- ACTIVITY
Each entry shown below is to be reproduced exactly.

- GIVEN ENTRIES
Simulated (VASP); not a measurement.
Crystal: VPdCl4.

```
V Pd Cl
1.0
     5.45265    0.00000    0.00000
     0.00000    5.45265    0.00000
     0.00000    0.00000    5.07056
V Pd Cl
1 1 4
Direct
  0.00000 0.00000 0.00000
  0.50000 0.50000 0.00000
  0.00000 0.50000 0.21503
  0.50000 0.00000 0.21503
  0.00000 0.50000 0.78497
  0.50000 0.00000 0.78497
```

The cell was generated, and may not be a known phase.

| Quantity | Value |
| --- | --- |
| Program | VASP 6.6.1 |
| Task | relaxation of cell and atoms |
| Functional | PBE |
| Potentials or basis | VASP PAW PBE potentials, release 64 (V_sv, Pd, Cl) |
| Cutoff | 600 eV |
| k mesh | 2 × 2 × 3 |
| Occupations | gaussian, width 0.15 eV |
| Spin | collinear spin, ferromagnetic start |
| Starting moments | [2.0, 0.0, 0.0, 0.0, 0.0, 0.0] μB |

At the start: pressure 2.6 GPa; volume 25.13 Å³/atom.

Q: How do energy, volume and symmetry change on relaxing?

- ANSWER SECTION
Simulated (VASP); not a measurement.
Crystal: VPdCl4.

```
V Pd Cl
1.0
     5.45265    0.00000    0.00000
     0.00000    5.45265    0.00000
     0.00000    0.00000    5.07056
V Pd Cl
1 1 4
Direct
  0.00000 0.00000 0.00000
  0.50000 0.50000 0.00000
  0.00000 0.50000 0.21503
  0.50000 0.00000 0.21503
  0.00000 0.50000 0.78497
  0.50000 0.00000 0.78497
```

The cell was generated, and may not be a known phase.

| Quantity | Value |
| --- | --- |
| Program | VASP 6.6.1 |
| Task | relaxation of cell and atoms |
| Functional | PBE |
| Potentials or basis | VASP PAW PBE potentials, release 64 (V_sv, Pd, Cl) |
| Cutoff | 600 eV |
| k mesh | 2 × 2 × 3 |
| Occupations | gaussian, width 0.15 eV |
| Spin | collinear spin, ferromagnetic start |
| Starting moments | [2.0, 0.0, 0.0, 0.0, 0.0, 0.0] μB |

At the start: pressure 2.6 GPa; volume 25.13 Å³/atom.

Q: How do energy, volume and symmetry change on relaxing?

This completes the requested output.